Transcribe every record exactly as it appears.

^^^^^^^^^^^^^^^^

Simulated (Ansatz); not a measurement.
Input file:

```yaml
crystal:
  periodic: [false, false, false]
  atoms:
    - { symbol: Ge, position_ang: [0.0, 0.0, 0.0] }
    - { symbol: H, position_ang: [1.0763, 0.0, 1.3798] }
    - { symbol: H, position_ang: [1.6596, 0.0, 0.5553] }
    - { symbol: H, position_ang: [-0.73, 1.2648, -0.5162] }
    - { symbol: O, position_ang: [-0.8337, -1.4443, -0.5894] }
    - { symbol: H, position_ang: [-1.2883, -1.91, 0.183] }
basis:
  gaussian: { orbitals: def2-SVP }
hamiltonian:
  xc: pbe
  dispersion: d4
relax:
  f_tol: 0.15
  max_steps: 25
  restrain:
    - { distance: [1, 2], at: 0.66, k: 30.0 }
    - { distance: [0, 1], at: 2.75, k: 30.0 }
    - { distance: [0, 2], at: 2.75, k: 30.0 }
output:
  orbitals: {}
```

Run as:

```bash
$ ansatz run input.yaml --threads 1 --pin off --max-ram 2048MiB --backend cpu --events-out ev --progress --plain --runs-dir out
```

^^^^^^^^^^^^^^^^

> [Problem solution]:
Simulated (Ansatz); not a measurement.
Input file:

```yaml
crystal:
  periodic: [false, false, false]
  atoms:
    - { symbol: Ge, position_ang: [0.0, 0.0, 0.0] }
    - { symbol: H, position_ang: [1.0763, 0.0, 1.3798] }
    - { symbol: H, position_ang: [1.6596, 0.0, 0.5553] }
    - { symbol: H, position_ang: [-0.73, 1.2648, -0.5162] }
    - { symbol: O, position_ang: [-0.8337, -1.4443, -0.5894] }
    - { symbol: H, position_ang: [-1.2883, -1.91, 0.183] }
basis:
  gaussian: { orbitals: def2-SVP }
hamiltonian:
  xc: pbe
  dispersion: d4
relax:
  f_tol: 0.15
  max_steps: 25
  restrain:
    - { distance: [1, 2], at: 0.66, k: 30.0 }
    - { distance: [0, 1], at: 2.75, k: 30.0 }
    - { distance: [0, 2], at: 2.75, k: 30.0 }
output:
  orbitals: {}
```

Run as:

```bash
$ ansatz run input.yaml --threads 1 --pin off --max-ram 2048MiB --backend cpu --events-out ev --progress --plain --runs-dir out
```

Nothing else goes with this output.